• _Brief_
When you transcribe the records that follow, reproduce each line exactly as given.

== Raw data ==
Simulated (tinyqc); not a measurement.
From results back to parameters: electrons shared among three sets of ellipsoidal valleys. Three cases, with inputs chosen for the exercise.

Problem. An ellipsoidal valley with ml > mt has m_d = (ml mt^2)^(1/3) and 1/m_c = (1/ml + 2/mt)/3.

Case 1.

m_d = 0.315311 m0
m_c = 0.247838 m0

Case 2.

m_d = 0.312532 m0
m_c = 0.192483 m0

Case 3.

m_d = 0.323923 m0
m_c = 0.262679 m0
===

• _Exercise output_
Simulated (tinyqc); not a measurement.
From results back to parameters: electrons shared among three sets of ellipsoidal valleys. Three cases, with inputs chosen for the exercise.

Problem. An ellipsoidal valley with ml > mt has m_d = (ml mt^2)^(1/3) and 1/m_c = (1/ml + 2/mt)/3.

Case 1.

m_d = 0.315311 m0
m_c = 0.247838 m0

Case 2.

m_d = 0.312532 m0
m_c = 0.192483 m0

Case 3.

m_d = 0.323923 m0
m_c = 0.262679 m0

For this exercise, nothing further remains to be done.